Work task |
Return each line of the material below exactly. Begin at the first and end on the line with "Task: In which forms is F present?".

Dataset entries |
******************************

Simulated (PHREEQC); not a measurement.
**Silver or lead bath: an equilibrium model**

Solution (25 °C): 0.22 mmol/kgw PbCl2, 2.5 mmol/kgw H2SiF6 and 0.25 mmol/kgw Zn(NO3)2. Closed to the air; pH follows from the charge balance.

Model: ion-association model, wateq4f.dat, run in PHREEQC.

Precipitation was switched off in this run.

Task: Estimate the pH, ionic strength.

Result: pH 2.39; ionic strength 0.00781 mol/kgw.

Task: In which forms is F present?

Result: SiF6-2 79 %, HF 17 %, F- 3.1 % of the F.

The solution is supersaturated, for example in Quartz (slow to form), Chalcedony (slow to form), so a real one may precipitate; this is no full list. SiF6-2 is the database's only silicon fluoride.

******************************

Problem solution |
Simulated (PHREEQC); not a measurement.
**Silver or lead bath: an equilibrium model**

Solution (25 °C): 0.22 mmol/kgw PbCl2, 2.5 mmol/kgw H2SiF6 and 0.25 mmol/kgw Zn(NO3)2. Closed to the air; pH follows from the charge balance.

Model: ion-association model, wateq4f.dat, run in PHREEQC.

Precipitation was switched off in this run.

Task: Estimate the pH, ionic strength.

Result: pH 2.39; ionic strength 0.00781 mol/kgw.

Task: In which forms is F present?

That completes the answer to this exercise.